_Assignment_.
Each line of the data has to be transcribed exactly.

_Recorded information_.
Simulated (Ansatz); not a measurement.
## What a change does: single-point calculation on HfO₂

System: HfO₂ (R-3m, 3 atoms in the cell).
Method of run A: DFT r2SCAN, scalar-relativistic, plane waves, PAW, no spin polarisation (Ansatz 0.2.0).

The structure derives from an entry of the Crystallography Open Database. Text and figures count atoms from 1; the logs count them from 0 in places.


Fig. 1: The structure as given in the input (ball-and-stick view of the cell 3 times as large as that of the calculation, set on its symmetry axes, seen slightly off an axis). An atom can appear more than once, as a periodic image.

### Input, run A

_Answer section_.
Simulated (Ansatz); not a measurement.
## What a change does: single-point calculation on HfO₂

System: HfO₂ (R-3m, 3 atoms in the cell).
Method of run A: DFT r2SCAN, scalar-relativistic, plane waves, PAW, no spin polarisation (Ansatz 0.2.0).

The structure derives from an entry of the Crystallography Open Database. Text and figures count atoms from 1; the logs count them from 0 in places.


Fig. 1: The structure as given in the input (ball-and-stick view of the cell 3 times as large as that of the calculation, set on its symmetry axes, seen slightly off an axis). An atom can appear more than once, as a periodic image.

### Input, run A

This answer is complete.